→ **ASSIGNMENT**: The whole listing is to be returned exactly.

DATASET RECORDS below:

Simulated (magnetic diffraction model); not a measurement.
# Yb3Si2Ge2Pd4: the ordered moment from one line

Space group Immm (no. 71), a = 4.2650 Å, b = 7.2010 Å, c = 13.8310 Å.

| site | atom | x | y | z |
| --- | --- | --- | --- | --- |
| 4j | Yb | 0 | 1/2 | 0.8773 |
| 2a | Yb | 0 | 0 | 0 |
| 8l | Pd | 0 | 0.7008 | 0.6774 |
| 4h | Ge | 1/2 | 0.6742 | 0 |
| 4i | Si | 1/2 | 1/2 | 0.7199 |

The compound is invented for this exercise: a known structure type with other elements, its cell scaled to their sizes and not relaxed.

End of DATASET RECORDS.

→ **TASK SOLUTION**:
Simulated (magnetic diffraction model); not a measurement.
# Yb3Si2Ge2Pd4: the ordered moment from one line

Space group Immm (no. 71), a = 4.2650 Å, b = 7.2010 Å, c = 13.8310 Å.

| site | atom | x | y | z |
| --- | --- | --- | --- | --- |
| 4j | Yb | 0 | 1/2 | 0.8773 |
| 2a | Yb | 0 | 0 | 0 |
| 8l | Pd | 0 | 0.7008 | 0.6774 |
| 4h | Ge | 1/2 | 0.6742 | 0 |
| 4i | Si | 1/2 | 1/2 | 0.7199 |

The compound is invented for this exercise: a known structure type with other elements, its cell scaled to their sizes and not relaxed.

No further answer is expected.